DATA FOR REVIEW section start

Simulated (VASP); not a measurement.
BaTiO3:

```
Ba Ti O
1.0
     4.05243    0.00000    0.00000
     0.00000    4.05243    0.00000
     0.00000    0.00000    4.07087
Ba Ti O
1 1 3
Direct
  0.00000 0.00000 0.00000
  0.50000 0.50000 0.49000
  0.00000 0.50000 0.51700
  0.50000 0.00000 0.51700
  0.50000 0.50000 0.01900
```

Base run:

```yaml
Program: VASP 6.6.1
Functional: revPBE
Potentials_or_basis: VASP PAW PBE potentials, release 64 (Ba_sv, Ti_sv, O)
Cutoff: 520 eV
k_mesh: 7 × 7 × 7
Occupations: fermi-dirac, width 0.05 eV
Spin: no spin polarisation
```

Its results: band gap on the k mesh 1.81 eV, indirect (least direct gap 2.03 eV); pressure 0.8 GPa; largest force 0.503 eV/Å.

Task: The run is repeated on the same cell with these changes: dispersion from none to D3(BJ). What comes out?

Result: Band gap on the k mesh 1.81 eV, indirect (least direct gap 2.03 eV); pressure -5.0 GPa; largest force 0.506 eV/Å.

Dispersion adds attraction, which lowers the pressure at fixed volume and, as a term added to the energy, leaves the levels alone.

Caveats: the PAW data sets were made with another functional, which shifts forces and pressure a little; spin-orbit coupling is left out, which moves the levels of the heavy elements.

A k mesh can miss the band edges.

DATA FOR REVIEW section end

WORK INSTRUCTION:
Starting at the first line of the records above, please copy every line exactly through the line containing "Task: The run", and stop there.

WRITTEN ANSWER:
Simulated (VASP); not a measurement.
BaTiO3:

```
Ba Ti O
1.0
     4.05243    0.00000    0.00000
     0.00000    4.05243    0.00000
     0.00000    0.00000    4.07087
Ba Ti O
1 1 3
Direct
  0.00000 0.00000 0.00000
  0.50000 0.50000 0.49000
  0.00000 0.50000 0.51700
  0.50000 0.00000 0.51700
  0.50000 0.50000 0.01900
```

Base run:

```yaml
Program: VASP 6.6.1
Functional: revPBE
Potentials_or_basis: VASP PAW PBE potentials, release 64 (Ba_sv, Ti_sv, O)
Cutoff: 520 eV
k_mesh: 7 × 7 × 7
Occupations: fermi-dirac, width 0.05 eV
Spin: no spin polarisation
```

Its results: band gap on the k mesh 1.81 eV, indirect (least direct gap 2.03 eV); pressure 0.8 GPa; largest force 0.503 eV/Å.

Task: The run is repeated on the same cell with these changes: dispersion from none to D3(BJ). What comes out?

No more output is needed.